Without omission or alteration, write out all of the data.

________________________
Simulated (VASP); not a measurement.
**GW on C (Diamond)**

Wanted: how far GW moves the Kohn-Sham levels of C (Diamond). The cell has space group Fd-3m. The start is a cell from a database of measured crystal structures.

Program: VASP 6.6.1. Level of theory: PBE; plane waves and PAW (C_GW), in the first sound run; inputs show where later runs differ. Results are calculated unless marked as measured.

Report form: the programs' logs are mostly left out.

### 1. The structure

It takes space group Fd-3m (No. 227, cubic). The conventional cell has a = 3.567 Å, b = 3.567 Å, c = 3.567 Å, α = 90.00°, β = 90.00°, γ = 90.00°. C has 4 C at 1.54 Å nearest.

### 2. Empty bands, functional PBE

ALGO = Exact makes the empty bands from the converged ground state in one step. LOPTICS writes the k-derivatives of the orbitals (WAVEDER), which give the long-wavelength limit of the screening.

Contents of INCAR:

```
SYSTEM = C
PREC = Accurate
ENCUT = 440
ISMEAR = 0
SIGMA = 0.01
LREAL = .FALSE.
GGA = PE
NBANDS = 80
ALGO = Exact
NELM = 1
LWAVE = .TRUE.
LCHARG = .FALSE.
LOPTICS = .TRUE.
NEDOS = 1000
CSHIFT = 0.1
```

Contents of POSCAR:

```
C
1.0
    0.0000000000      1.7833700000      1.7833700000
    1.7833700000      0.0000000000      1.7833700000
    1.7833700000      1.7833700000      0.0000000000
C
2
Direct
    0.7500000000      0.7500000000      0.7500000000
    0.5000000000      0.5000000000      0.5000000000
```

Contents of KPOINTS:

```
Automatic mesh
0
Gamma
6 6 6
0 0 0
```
________________________

REPLY:
Simulated (VASP); not a measurement.
**GW on C (Diamond)**

Wanted: how far GW moves the Kohn-Sham levels of C (Diamond). The cell has space group Fd-3m. The start is a cell from a database of measured crystal structures.

Program: VASP 6.6.1. Level of theory: PBE; plane waves and PAW (C_GW), in the first sound run; inputs show where later runs differ. Results are calculated unless marked as measured.

Report form: the programs' logs are mostly left out.

### 1. The structure

It takes space group Fd-3m (No. 227, cubic). The conventional cell has a = 3.567 Å, b = 3.567 Å, c = 3.567 Å, α = 90.00°, β = 90.00°, γ = 90.00°. C has 4 C at 1.54 Å nearest.

### 2. Empty bands, functional PBE

ALGO = Exact makes the empty bands from the converged ground state in one step. LOPTICS writes the k-derivatives of the orbitals (WAVEDER), which give the long-wavelength limit of the screening.

Contents of INCAR:

```
SYSTEM = C
PREC = Accurate
ENCUT = 440
ISMEAR = 0
SIGMA = 0.01
LREAL = .FALSE.
GGA = PE
NBANDS = 80
ALGO = Exact
NELM = 1
LWAVE = .TRUE.
LCHARG = .FALSE.
LOPTICS = .TRUE.
NEDOS = 1000
CSHIFT = 0.1
```

Contents of POSCAR:

```
C
1.0
    0.0000000000      1.7833700000      1.7833700000
    1.7833700000      0.0000000000      1.7833700000
    1.7833700000      1.7833700000      0.0000000000
C
2
Direct
    0.7500000000      0.7500000000      0.7500000000
    0.5000000000      0.5000000000      0.5000000000
```

Contents of KPOINTS:

```
Automatic mesh
0
Gamma
6 6 6
0 0 0
```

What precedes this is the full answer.